*** DATA SECTION ***

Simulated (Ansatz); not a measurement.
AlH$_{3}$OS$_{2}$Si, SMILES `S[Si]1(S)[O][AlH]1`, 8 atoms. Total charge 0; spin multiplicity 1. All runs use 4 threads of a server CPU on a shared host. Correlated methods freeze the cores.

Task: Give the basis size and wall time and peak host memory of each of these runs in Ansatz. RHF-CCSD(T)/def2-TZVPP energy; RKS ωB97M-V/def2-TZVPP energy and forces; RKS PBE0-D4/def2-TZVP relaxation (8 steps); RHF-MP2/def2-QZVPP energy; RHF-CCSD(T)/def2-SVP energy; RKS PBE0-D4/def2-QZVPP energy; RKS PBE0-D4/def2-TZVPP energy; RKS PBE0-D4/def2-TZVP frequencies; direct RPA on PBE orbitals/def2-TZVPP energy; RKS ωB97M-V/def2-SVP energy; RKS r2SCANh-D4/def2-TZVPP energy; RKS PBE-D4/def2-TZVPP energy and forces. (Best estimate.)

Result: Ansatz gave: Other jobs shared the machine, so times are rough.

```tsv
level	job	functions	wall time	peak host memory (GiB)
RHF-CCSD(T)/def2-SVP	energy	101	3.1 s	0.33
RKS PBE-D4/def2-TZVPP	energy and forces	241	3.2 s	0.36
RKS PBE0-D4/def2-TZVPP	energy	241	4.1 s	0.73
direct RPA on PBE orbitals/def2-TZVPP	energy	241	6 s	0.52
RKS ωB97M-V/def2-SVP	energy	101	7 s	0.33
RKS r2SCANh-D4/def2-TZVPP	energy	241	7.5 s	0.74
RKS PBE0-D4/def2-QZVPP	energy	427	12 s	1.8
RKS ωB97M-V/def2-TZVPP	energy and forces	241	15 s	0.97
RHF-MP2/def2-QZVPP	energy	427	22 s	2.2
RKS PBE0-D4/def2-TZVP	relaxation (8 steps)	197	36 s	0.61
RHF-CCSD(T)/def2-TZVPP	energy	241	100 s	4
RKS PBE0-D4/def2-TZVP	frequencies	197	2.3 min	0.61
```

***

● **ASSIGNMENT**: Only the lines from the first line of the material above through the line that contains "freeze the cores." should be quoted, each one exactly.

● **TASK ANSWER**:
Simulated (Ansatz); not a measurement.
AlH$_{3}$OS$_{2}$Si, SMILES `S[Si]1(S)[O][AlH]1`, 8 atoms. Total charge 0; spin multiplicity 1. All runs use 4 threads of a server CPU on a shared host. Correlated methods freeze the cores.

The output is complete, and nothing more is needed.